**REQUIRED ACTION**
Please print all of the entries, matching them exactly.

:::

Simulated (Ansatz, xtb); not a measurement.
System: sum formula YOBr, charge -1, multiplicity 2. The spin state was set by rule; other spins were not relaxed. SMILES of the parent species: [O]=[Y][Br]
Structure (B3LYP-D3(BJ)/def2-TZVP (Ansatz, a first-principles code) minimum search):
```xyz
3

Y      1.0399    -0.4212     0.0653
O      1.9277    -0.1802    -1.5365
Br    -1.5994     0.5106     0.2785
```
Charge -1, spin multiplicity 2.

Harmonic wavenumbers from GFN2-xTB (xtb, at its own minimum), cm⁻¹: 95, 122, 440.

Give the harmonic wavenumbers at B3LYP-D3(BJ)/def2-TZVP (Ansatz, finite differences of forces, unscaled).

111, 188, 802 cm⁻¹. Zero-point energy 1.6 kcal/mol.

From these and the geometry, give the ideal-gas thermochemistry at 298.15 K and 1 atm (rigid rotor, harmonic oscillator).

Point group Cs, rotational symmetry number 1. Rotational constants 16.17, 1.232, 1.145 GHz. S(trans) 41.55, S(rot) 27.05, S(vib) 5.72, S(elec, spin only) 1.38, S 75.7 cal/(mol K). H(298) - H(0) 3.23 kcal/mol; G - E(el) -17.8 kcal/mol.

:::

**EXERCISE RESULT**
Simulated (Ansatz, xtb); not a measurement.
System: sum formula YOBr, charge -1, multiplicity 2. The spin state was set by rule; other spins were not relaxed. SMILES of the parent species: [O]=[Y][Br]
Structure (B3LYP-D3(BJ)/def2-TZVP (Ansatz, a first-principles code) minimum search):
```xyz
3

Y      1.0399    -0.4212     0.0653
O      1.9277    -0.1802    -1.5365
Br    -1.5994     0.5106     0.2785
```
Charge -1, spin multiplicity 2.

Harmonic wavenumbers from GFN2-xTB (xtb, at its own minimum), cm⁻¹: 95, 122, 440.

Give the harmonic wavenumbers at B3LYP-D3(BJ)/def2-TZVP (Ansatz, finite differences of forces, unscaled).

111, 188, 802 cm⁻¹. Zero-point energy 1.6 kcal/mol.

From these and the geometry, give the ideal-gas thermochemistry at 298.15 K and 1 atm (rigid rotor, harmonic oscillator).

Point group Cs, rotational symmetry number 1. Rotational constants 16.17, 1.232, 1.145 GHz. S(trans) 41.55, S(rot) 27.05, S(vib) 5.72, S(elec, spin only) 1.38, S 75.7 cal/(mol K). H(298) - H(0) 3.23 kcal/mol; G - E(el) -17.8 kcal/mol.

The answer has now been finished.